• _Work order_: Your job is to transcribe the material exactly, every line included.

• _Information provided_:
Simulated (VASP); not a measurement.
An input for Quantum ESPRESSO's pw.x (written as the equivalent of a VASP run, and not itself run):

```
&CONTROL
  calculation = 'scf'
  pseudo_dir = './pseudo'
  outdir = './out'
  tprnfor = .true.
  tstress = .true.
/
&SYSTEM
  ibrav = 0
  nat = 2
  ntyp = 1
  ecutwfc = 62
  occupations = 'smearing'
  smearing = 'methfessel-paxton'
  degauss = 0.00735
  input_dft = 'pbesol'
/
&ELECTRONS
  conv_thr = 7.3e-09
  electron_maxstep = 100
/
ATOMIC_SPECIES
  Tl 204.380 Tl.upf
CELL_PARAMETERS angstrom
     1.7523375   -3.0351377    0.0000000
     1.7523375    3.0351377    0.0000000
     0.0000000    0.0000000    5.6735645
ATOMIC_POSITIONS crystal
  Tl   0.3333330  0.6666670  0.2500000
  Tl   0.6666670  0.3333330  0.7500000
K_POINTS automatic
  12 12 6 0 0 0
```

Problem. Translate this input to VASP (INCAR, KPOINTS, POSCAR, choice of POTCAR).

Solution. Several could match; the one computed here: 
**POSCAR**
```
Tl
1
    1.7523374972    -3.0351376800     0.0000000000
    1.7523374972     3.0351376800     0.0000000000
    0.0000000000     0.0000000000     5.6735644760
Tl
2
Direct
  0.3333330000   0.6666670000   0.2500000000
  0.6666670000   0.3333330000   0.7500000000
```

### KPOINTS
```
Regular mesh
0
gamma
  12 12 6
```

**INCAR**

• _Written response_:
Simulated (VASP); not a measurement.
An input for Quantum ESPRESSO's pw.x (written as the equivalent of a VASP run, and not itself run):

```
&CONTROL
  calculation = 'scf'
  pseudo_dir = './pseudo'
  outdir = './out'
  tprnfor = .true.
  tstress = .true.
/
&SYSTEM
  ibrav = 0
  nat = 2
  ntyp = 1
  ecutwfc = 62
  occupations = 'smearing'
  smearing = 'methfessel-paxton'
  degauss = 0.00735
  input_dft = 'pbesol'
/
&ELECTRONS
  conv_thr = 7.3e-09
  electron_maxstep = 100
/
ATOMIC_SPECIES
  Tl 204.380 Tl.upf
CELL_PARAMETERS angstrom
     1.7523375   -3.0351377    0.0000000
     1.7523375    3.0351377    0.0000000
     0.0000000    0.0000000    5.6735645
ATOMIC_POSITIONS crystal
  Tl   0.3333330  0.6666670  0.2500000
  Tl   0.6666670  0.3333330  0.7500000
K_POINTS automatic
  12 12 6 0 0 0
```

Problem. Translate this input to VASP (INCAR, KPOINTS, POSCAR, choice of POTCAR).

Solution. Several could match; the one computed here: 
**POSCAR**
```
Tl
1
    1.7523374972    -3.0351376800     0.0000000000
    1.7523374972     3.0351376800     0.0000000000
    0.0000000000     0.0000000000     5.6735644760
Tl
2
Direct
  0.3333330000   0.6666670000   0.2500000000
  0.6666670000   0.3333330000   0.7500000000
```

### KPOINTS
```
Regular mesh
0
gamma
  12 12 6
```

**INCAR**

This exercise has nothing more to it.